Repeat word for word every line of the data below, from the first through the line containing "Program for the calculation: Psi4 1.11.", and stop there.

#### Data under study
***

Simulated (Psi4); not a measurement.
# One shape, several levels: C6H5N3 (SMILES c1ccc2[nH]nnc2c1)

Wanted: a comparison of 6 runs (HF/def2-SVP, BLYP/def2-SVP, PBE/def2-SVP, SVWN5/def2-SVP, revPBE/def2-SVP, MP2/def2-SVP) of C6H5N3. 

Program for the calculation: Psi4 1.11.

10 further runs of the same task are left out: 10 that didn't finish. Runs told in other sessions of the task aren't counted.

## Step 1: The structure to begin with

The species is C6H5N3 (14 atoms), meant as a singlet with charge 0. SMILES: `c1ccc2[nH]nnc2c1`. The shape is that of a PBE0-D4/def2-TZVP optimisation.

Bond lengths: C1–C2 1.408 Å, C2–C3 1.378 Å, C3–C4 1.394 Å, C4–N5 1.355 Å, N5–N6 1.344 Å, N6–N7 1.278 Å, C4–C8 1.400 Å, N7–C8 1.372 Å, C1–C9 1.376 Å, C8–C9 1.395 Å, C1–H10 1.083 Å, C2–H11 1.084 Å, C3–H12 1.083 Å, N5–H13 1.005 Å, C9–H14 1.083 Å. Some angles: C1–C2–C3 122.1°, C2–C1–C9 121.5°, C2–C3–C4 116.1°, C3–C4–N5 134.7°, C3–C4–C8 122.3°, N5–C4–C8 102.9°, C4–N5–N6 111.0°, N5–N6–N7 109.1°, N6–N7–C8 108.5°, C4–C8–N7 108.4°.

***

#### Solution
Simulated (Psi4); not a measurement.
# One shape, several levels: C6H5N3 (SMILES c1ccc2[nH]nnc2c1)

Wanted: a comparison of 6 runs (HF/def2-SVP, BLYP/def2-SVP, PBE/def2-SVP, SVWN5/def2-SVP, revPBE/def2-SVP, MP2/def2-SVP) of C6H5N3. 

Program for the calculation: Psi4 1.11.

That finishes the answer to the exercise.